## Exercise
Transcribe exactly the lines that fall between the one holding "The calculation used" and the one holding "0.8 | 450 |", inclusive, from the entries below.

◆ ◆ ◆ ◆ ◆ ◆ ◆
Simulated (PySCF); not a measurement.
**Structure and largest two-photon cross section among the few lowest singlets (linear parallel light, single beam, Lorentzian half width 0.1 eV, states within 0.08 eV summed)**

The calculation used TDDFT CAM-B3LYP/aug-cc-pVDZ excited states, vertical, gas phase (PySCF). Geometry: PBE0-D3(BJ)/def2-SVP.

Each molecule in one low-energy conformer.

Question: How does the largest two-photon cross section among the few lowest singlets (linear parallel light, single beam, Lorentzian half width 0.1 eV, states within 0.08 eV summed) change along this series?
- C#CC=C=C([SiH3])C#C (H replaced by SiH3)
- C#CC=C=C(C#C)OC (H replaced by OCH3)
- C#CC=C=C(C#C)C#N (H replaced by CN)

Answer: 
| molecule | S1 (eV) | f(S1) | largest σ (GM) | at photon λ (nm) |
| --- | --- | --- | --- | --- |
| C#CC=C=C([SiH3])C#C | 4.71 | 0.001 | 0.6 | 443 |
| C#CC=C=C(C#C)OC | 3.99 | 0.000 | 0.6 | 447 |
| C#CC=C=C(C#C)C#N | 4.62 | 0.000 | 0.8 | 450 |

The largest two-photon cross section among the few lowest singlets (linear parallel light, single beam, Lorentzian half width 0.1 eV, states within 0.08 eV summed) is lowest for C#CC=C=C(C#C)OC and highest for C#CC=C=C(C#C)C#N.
◆ ◆ ◆ ◆ ◆ ◆ ◆

## Written solution
The calculation used TDDFT CAM-B3LYP/aug-cc-pVDZ excited states, vertical, gas phase (PySCF). Geometry: PBE0-D3(BJ)/def2-SVP.

Each molecule in one low-energy conformer.

Question: How does the largest two-photon cross section among the few lowest singlets (linear parallel light, single beam, Lorentzian half width 0.1 eV, states within 0.08 eV summed) change along this series?
- C#CC=C=C([SiH3])C#C (H replaced by SiH3)
- C#CC=C=C(C#C)OC (H replaced by OCH3)
- C#CC=C=C(C#C)C#N (H replaced by CN)

Answer: 
| molecule | S1 (eV) | f(S1) | largest σ (GM) | at photon λ (nm) |
| --- | --- | --- | --- | --- |
| C#CC=C=C([SiH3])C#C | 4.71 | 0.001 | 0.6 | 443 |
| C#CC=C=C(C#C)OC | 3.99 | 0.000 | 0.6 | 447 |
| C#CC=C=C(C#C)C#N | 4.62 | 0.000 | 0.8 | 450 |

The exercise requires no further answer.